DATASET ENTRIES —
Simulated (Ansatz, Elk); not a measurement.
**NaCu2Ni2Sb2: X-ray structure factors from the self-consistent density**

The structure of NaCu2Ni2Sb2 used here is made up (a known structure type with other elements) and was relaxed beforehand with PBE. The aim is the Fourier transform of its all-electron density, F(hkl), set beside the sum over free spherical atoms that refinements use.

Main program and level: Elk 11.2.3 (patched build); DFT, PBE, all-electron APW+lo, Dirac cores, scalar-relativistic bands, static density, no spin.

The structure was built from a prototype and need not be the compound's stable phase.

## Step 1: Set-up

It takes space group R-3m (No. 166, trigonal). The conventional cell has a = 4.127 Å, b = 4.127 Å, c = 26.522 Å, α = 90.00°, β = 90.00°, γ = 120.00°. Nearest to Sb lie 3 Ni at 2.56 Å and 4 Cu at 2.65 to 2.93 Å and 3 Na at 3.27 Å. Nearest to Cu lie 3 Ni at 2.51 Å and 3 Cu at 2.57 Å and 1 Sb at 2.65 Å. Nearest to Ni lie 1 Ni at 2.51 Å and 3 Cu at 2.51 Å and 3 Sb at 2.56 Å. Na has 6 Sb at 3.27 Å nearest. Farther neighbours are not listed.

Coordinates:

ASSIGNED TASK —
Exactly as they appear, copy the lines of the listing above from the first through the one that contains "the self-consistent density**", and nothing more.

WRITTEN ANSWER —
Simulated (Ansatz, Elk); not a measurement.
**NaCu2Ni2Sb2: X-ray structure factors from the self-consistent density**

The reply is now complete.